# WORK INSTRUCTION
A faithful copy of the whole listing is required, with nothing left out.

# SOURCE INFORMATION
........
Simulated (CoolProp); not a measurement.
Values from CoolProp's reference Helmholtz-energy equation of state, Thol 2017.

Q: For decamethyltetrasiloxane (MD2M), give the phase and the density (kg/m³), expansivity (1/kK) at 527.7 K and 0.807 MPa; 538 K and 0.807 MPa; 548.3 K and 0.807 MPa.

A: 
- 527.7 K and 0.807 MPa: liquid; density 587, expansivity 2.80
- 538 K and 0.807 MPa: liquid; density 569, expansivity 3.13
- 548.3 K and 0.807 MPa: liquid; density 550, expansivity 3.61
........

# TASK RESULT
Simulated (CoolProp); not a measurement.
Values from CoolProp's reference Helmholtz-energy equation of state, Thol 2017.

Q: For decamethyltetrasiloxane (MD2M), give the phase and the density (kg/m³), expansivity (1/kK) at 527.7 K and 0.807 MPa; 538 K and 0.807 MPa; 548.3 K and 0.807 MPa.

A: 
- 527.7 K and 0.807 MPa: liquid; density 587, expansivity 2.80
- 538 K and 0.807 MPa: liquid; density 569, expansivity 3.13
- 548.3 K and 0.807 MPa: liquid; density 550, expansivity 3.61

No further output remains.